- [Work task]: Please repeat all of the listing exactly.

- [Extracted data]:
_ _ _ _ _
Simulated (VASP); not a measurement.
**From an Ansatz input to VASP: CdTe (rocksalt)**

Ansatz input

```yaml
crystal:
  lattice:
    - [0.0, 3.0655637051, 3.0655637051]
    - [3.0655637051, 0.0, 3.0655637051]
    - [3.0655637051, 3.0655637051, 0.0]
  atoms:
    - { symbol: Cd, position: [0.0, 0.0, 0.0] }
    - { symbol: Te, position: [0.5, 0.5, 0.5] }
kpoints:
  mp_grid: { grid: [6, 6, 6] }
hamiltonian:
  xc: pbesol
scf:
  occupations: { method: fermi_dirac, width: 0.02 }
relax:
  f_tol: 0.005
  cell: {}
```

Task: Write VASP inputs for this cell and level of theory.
_ _ _ _ _

- [Answer area]:
Simulated (VASP); not a measurement.
**From an Ansatz input to VASP: CdTe (rocksalt)**

Ansatz input

```yaml
crystal:
  lattice:
    - [0.0, 3.0655637051, 3.0655637051]
    - [3.0655637051, 0.0, 3.0655637051]
    - [3.0655637051, 3.0655637051, 0.0]
  atoms:
    - { symbol: Cd, position: [0.0, 0.0, 0.0] }
    - { symbol: Te, position: [0.5, 0.5, 0.5] }
kpoints:
  mp_grid: { grid: [6, 6, 6] }
hamiltonian:
  xc: pbesol
scf:
  occupations: { method: fermi_dirac, width: 0.02 }
relax:
  f_tol: 0.005
  cell: {}
```

Task: Write VASP inputs for this cell and level of theory.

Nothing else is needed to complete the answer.